→ **BRIEF**
Print nothing but the lines below starting at the line that holds "more than CCSD(T)/def2-TZVPP." and ending at the line that holds "The T1 diagnostic stays at or below 0.015.", including both, each exactly as written.

[Opening EXCERPTED RECORDS section]
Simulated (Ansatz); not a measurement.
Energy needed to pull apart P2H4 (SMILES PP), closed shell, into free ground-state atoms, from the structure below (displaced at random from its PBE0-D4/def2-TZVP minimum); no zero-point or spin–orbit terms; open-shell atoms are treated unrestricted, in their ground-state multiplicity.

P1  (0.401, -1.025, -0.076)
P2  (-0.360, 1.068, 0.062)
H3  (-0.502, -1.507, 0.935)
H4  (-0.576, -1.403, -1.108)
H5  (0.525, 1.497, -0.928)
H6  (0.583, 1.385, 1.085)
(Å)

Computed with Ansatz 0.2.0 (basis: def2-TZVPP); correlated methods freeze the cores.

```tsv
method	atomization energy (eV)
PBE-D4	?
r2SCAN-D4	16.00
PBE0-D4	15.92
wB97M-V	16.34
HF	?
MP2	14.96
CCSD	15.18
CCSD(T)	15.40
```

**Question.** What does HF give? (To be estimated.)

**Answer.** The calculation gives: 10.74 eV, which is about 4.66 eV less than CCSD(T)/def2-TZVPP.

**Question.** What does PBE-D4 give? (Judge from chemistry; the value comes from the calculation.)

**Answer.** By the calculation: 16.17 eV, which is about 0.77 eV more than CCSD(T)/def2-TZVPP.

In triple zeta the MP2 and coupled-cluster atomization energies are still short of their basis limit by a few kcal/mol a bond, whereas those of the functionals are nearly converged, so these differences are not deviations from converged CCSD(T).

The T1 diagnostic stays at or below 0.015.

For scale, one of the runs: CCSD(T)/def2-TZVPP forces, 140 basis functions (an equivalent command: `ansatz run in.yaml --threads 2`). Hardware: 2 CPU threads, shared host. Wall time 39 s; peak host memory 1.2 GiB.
[Closing EXCERPTED RECORDS section]

→ **EXERCISE RESULT**
**Answer.** By the calculation: 16.17 eV, which is about 0.77 eV more than CCSD(T)/def2-TZVPP.

In triple zeta the MP2 and coupled-cluster atomization energies are still short of their basis limit by a few kcal/mol a bond, whereas those of the functionals are nearly converged, so these differences are not deviations from converged CCSD(T).

The T1 diagnostic stays at or below 0.015.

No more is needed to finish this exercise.